> [Brief] Print every entry below again. Nothing may differ from the original.

> [Extracted data]
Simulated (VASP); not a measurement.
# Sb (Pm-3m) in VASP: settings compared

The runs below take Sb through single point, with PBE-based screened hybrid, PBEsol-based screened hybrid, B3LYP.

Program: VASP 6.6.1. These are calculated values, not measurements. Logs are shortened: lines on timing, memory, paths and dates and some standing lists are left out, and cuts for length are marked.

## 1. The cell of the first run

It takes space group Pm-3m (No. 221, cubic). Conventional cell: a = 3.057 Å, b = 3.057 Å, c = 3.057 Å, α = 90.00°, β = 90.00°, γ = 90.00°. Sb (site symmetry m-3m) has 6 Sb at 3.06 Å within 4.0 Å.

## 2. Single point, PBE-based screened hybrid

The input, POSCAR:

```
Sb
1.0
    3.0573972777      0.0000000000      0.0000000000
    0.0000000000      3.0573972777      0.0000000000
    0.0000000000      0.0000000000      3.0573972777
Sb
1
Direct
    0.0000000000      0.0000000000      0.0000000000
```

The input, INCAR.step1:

> [Exercise output]
Simulated (VASP); not a measurement.
# Sb (Pm-3m) in VASP: settings compared

The runs below take Sb through single point, with PBE-based screened hybrid, PBEsol-based screened hybrid, B3LYP.

Program: VASP 6.6.1. These are calculated values, not measurements. Logs are shortened: lines on timing, memory, paths and dates and some standing lists are left out, and cuts for length are marked.

## 1. The cell of the first run

It takes space group Pm-3m (No. 221, cubic). Conventional cell: a = 3.057 Å, b = 3.057 Å, c = 3.057 Å, α = 90.00°, β = 90.00°, γ = 90.00°. Sb (site symmetry m-3m) has 6 Sb at 3.06 Å within 4.0 Å.

## 2. Single point, PBE-based screened hybrid

The input, POSCAR:

```
Sb
1.0
    3.0573972777      0.0000000000      0.0000000000
    0.0000000000      3.0573972777      0.0000000000
    0.0000000000      0.0000000000      3.0573972777
Sb
1
Direct
    0.0000000000      0.0000000000      0.0000000000
```

The input, INCAR.step1:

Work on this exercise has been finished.